# # #
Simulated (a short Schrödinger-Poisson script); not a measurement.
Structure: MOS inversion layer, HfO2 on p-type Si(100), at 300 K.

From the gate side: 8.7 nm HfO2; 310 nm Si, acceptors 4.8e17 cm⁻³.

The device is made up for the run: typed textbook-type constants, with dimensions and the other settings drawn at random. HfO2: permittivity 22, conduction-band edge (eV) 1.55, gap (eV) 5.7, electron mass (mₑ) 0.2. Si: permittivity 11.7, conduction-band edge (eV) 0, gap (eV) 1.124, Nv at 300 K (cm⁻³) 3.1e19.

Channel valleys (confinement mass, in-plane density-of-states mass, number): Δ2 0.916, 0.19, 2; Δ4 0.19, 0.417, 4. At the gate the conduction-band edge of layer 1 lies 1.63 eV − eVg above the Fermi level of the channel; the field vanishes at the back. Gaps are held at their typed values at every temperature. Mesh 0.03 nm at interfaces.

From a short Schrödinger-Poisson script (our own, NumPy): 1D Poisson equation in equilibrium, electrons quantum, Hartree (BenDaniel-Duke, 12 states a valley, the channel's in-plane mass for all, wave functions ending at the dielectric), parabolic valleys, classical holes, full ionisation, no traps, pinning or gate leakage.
# # #

**Task item**
Go through the records above and write each one out again exactly.

**Problem solution**
Simulated (a short Schrödinger-Poisson script); not a measurement.
Structure: MOS inversion layer, HfO2 on p-type Si(100), at 300 K.

From the gate side: 8.7 nm HfO2; 310 nm Si, acceptors 4.8e17 cm⁻³.

The device is made up for the run: typed textbook-type constants, with dimensions and the other settings drawn at random. HfO2: permittivity 22, conduction-band edge (eV) 1.55, gap (eV) 5.7, electron mass (mₑ) 0.2. Si: permittivity 11.7, conduction-band edge (eV) 0, gap (eV) 1.124, Nv at 300 K (cm⁻³) 3.1e19.

Channel valleys (confinement mass, in-plane density-of-states mass, number): Δ2 0.916, 0.19, 2; Δ4 0.19, 0.417, 4. At the gate the conduction-band edge of layer 1 lies 1.63 eV − eVg above the Fermi level of the channel; the field vanishes at the back. Gaps are held at their typed values at every temperature. Mesh 0.03 nm at interfaces.

From a short Schrödinger-Poisson script (our own, NumPy): 1D Poisson equation in equilibrium, electrons quantum, Hartree (BenDaniel-Duke, 12 states a valley, the channel's in-plane mass for all, wave functions ending at the dielectric), parabolic valleys, classical holes, full ionisation, no traps, pinning or gate leakage.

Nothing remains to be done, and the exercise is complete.